## WORK INSTRUCTION
Below are the records; output them exactly from the first line through the line with "A: x = 0.35: 56.8", stopping there.

___
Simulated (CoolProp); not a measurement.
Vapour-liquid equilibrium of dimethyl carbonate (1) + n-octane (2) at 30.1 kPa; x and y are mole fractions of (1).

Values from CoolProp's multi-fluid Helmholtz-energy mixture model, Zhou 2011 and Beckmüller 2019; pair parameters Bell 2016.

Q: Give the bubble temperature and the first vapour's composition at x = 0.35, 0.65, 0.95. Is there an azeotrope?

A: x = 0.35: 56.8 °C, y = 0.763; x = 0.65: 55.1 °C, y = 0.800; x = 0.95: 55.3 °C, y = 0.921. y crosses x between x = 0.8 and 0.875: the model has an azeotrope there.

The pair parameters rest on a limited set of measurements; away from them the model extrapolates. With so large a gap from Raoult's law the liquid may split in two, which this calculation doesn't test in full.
___

## REPLY
Simulated (CoolProp); not a measurement.
Vapour-liquid equilibrium of dimethyl carbonate (1) + n-octane (2) at 30.1 kPa; x and y are mole fractions of (1).

Values from CoolProp's multi-fluid Helmholtz-energy mixture model, Zhou 2011 and Beckmüller 2019; pair parameters Bell 2016.

Q: Give the bubble temperature and the first vapour's composition at x = 0.35, 0.65, 0.95. Is there an azeotrope?

A: x = 0.35: 56.8 °C, y = 0.763; x = 0.65: 55.1 °C, y = 0.800; x = 0.95: 55.3 °C, y = 0.921. y crosses x between x = 0.8 and 0.875: the model has an azeotrope there.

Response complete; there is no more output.